(Beginning of Data for review)
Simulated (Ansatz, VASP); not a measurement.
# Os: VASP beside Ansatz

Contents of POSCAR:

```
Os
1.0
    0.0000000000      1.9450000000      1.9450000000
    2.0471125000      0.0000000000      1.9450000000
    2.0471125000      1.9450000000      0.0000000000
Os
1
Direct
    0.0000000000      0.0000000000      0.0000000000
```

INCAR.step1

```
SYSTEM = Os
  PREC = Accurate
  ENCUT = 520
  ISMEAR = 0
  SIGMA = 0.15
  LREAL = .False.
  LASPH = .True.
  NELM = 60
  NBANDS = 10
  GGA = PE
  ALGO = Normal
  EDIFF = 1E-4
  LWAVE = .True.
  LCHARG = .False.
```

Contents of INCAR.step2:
(End of Data for review)

### Action item
Transcribe the records from their first line. Stop after the line with "INCAR.step1", including it.

### Exercise result
Simulated (Ansatz, VASP); not a measurement.
# Os: VASP beside Ansatz

Contents of POSCAR:

```
Os
1.0
    0.0000000000      1.9450000000      1.9450000000
    2.0471125000      0.0000000000      1.9450000000
    2.0471125000      1.9450000000      0.0000000000
Os
1
Direct
    0.0000000000      0.0000000000      0.0000000000
```

INCAR.step1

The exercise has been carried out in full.